## Exercise
The first line of the data below and every line after it, through the one with "none | 40.0 | (a) |", must be transcribed without change.

## Input data
◇ ◇ ◇ ◇ ◇ ◇ ◇
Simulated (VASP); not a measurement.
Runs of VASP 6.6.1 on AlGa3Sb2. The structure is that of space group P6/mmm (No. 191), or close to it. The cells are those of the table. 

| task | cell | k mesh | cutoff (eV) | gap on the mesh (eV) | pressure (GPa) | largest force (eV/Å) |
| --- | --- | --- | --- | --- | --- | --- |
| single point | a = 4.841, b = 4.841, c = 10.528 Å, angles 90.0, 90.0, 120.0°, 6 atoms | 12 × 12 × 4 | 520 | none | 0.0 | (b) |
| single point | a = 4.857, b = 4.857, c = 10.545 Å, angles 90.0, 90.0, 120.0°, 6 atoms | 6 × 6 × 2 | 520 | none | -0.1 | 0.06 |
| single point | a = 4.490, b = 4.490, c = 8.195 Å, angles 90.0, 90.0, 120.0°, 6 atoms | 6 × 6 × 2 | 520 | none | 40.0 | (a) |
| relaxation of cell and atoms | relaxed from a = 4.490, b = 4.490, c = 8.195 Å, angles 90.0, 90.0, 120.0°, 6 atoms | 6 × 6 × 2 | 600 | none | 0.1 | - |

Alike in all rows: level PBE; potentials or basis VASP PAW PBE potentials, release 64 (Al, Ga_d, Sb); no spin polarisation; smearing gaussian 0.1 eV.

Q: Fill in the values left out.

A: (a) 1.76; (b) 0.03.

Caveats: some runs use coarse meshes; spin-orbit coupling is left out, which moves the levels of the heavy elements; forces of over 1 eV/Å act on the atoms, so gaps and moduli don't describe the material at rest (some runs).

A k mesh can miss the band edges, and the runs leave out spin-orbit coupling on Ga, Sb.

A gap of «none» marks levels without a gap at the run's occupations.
◇ ◇ ◇ ◇ ◇ ◇ ◇

## Response box
Simulated (VASP); not a measurement.
Runs of VASP 6.6.1 on AlGa3Sb2. The structure is that of space group P6/mmm (No. 191), or close to it. The cells are those of the table. 

| task | cell | k mesh | cutoff (eV) | gap on the mesh (eV) | pressure (GPa) | largest force (eV/Å) |
| --- | --- | --- | --- | --- | --- | --- |
| single point | a = 4.841, b = 4.841, c = 10.528 Å, angles 90.0, 90.0, 120.0°, 6 atoms | 12 × 12 × 4 | 520 | none | 0.0 | (b) |
| single point | a = 4.857, b = 4.857, c = 10.545 Å, angles 90.0, 90.0, 120.0°, 6 atoms | 6 × 6 × 2 | 520 | none | -0.1 | 0.06 |
| single point | a = 4.490, b = 4.490, c = 8.195 Å, angles 90.0, 90.0, 120.0°, 6 atoms | 6 × 6 × 2 | 520 | none | 40.0 | (a) |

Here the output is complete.